- [REQUIREMENT]
Repeat, exactly as written, the lines of the records below from the first through the line with "Method: chemical equilibrium", but none past it.

****************

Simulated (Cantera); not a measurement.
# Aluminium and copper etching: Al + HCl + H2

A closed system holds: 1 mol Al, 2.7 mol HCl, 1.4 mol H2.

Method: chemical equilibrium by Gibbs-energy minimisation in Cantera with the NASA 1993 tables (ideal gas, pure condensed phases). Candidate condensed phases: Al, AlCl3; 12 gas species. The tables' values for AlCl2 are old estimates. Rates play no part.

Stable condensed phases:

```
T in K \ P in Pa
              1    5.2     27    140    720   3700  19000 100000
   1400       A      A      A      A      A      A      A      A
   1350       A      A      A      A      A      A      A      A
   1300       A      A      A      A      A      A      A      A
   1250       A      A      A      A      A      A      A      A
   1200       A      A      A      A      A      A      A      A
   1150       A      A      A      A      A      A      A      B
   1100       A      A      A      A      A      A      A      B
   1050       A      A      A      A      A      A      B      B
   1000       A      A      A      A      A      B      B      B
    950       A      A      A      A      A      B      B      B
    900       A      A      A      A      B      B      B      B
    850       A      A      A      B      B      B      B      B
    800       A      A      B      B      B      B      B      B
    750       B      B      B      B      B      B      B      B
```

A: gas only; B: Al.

****************

- [TASK OUTPUT]
Simulated (Cantera); not a measurement.
# Aluminium and copper etching: Al + HCl + H2

A closed system holds: 1 mol Al, 2.7 mol HCl, 1.4 mol H2.

Method: chemical equilibrium by Gibbs-energy minimisation in Cantera with the NASA 1993 tables (ideal gas, pure condensed phases). Candidate condensed phases: Al, AlCl3; 12 gas species. The tables' values for AlCl2 are old estimates. Rates play no part.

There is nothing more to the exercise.